::::::

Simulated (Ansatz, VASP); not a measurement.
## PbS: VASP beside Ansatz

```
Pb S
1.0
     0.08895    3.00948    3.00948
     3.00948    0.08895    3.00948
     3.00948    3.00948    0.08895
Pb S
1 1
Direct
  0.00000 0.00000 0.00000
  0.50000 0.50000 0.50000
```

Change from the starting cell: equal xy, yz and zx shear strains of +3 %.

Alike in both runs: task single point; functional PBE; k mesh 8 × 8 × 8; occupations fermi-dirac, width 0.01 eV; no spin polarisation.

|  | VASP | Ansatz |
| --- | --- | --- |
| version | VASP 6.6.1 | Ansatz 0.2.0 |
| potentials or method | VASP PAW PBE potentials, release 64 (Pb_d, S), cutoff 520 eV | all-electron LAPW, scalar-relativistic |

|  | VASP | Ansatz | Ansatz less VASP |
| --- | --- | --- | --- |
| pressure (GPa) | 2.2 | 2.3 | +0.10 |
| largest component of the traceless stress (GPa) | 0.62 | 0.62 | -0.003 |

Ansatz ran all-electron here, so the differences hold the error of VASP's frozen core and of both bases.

::::::

Copy only this part of the entries above: the line with "## PbS: VASP beside Ansatz", the line with "0.62 | -0.003 |", and the lines between, all exactly as written.

* **Answer section**
## PbS: VASP beside Ansatz

```
Pb S
1.0
     0.08895    3.00948    3.00948
     3.00948    0.08895    3.00948
     3.00948    3.00948    0.08895
Pb S
1 1
Direct
  0.00000 0.00000 0.00000
  0.50000 0.50000 0.50000
```

Change from the starting cell: equal xy, yz and zx shear strains of +3 %.

Alike in both runs: task single point; functional PBE; k mesh 8 × 8 × 8; occupations fermi-dirac, width 0.01 eV; no spin polarisation.

|  | VASP | Ansatz |
| --- | --- | --- |
| version | VASP 6.6.1 | Ansatz 0.2.0 |
| potentials or method | VASP PAW PBE potentials, release 64 (Pb_d, S), cutoff 520 eV | all-electron LAPW, scalar-relativistic |

|  | VASP | Ansatz | Ansatz less VASP |
| --- | --- | --- | --- |
| pressure (GPa) | 2.2 | 2.3 | +0.10 |
| largest component of the traceless stress (GPa) | 0.62 | 0.62 | -0.003 |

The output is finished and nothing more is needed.